[ASSIGNMENT] Some entries follow. Reproduce exactly the lines starting at the one with "Theory: DFT PBE, scalar-relativistic, plane" and stopping after the one with "Faces whose slabs".

[SOURCE MATERIAL]
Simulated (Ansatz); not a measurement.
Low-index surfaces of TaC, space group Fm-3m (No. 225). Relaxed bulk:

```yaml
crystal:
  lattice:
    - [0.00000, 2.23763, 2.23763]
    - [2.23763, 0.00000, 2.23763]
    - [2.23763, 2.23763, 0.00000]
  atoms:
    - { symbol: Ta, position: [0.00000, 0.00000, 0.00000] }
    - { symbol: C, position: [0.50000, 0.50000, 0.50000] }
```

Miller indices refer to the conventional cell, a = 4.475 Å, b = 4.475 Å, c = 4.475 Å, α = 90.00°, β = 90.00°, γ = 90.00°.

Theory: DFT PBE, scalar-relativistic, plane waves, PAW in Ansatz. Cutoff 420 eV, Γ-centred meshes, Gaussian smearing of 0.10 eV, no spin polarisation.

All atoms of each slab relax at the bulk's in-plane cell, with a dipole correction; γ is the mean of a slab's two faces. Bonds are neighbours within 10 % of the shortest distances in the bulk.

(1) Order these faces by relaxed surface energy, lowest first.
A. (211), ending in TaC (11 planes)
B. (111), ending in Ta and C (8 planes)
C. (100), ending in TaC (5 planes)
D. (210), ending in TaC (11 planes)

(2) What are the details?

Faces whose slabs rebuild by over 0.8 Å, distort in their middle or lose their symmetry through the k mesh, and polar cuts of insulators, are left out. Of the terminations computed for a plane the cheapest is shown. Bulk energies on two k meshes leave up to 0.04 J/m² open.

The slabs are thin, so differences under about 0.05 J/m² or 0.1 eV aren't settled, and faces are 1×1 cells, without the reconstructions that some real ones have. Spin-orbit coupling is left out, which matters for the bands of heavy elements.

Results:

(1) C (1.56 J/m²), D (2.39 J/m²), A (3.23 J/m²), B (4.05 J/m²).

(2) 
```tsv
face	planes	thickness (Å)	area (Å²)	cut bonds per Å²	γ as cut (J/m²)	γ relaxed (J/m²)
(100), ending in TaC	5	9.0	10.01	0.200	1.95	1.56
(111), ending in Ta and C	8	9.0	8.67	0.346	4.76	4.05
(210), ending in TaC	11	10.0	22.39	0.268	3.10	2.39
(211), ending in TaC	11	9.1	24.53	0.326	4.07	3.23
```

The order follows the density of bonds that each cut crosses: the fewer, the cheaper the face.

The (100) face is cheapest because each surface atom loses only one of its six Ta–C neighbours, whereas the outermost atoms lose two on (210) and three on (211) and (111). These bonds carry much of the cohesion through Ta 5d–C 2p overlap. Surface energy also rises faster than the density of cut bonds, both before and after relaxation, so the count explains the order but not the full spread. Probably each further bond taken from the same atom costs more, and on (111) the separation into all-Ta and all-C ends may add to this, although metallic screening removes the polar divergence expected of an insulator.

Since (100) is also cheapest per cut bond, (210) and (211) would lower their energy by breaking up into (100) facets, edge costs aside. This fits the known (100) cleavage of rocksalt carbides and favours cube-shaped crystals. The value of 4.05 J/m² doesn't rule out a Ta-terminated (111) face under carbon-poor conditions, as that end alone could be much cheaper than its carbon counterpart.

[TASK ANSWER]
Theory: DFT PBE, scalar-relativistic, plane waves, PAW in Ansatz. Cutoff 420 eV, Γ-centred meshes, Gaussian smearing of 0.10 eV, no spin polarisation.

All atoms of each slab relax at the bulk's in-plane cell, with a dipole correction; γ is the mean of a slab's two faces. Bonds are neighbours within 10 % of the shortest distances in the bulk.

(1) Order these faces by relaxed surface energy, lowest first.
A. (211), ending in TaC (11 planes)
B. (111), ending in Ta and C (8 planes)
C. (100), ending in TaC (5 planes)
D. (210), ending in TaC (11 planes)

(2) What are the details?

Faces whose slabs rebuild by over 0.8 Å, distort in their middle or lose their symmetry through the k mesh, and polar cuts of insulators, are left out. Of the terminations computed for a plane the cheapest is shown. Bulk energies on two k meshes leave up to 0.04 J/m² open.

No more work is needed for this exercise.